> _ASSIGNMENT_: When you respond, restate each record exactly as it is given.

***

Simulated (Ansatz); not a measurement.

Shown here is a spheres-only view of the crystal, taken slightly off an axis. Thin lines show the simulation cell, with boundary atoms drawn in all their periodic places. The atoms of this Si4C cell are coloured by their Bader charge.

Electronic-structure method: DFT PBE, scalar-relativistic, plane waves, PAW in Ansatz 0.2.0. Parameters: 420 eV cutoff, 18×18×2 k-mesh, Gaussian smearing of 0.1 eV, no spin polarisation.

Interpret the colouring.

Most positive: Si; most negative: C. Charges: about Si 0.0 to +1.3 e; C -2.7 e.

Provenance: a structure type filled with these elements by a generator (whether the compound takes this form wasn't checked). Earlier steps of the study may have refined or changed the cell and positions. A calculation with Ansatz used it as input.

***

> _YOUR SOLUTION_:
Simulated (Ansatz); not a measurement.

Shown here is a spheres-only view of the crystal, taken slightly off an axis. Thin lines show the simulation cell, with boundary atoms drawn in all their periodic places. The atoms of this Si4C cell are coloured by their Bader charge.

Electronic-structure method: DFT PBE, scalar-relativistic, plane waves, PAW in Ansatz 0.2.0. Parameters: 420 eV cutoff, 18×18×2 k-mesh, Gaussian smearing of 0.1 eV, no spin polarisation.

Interpret the colouring.

Most positive: Si; most negative: C. Charges: about Si 0.0 to +1.3 e; C -2.7 e.

Provenance: a structure type filled with these elements by a generator (whether the compound takes this form wasn't checked). Earlier steps of the study may have refined or changed the cell and positions. A calculation with Ansatz used it as input.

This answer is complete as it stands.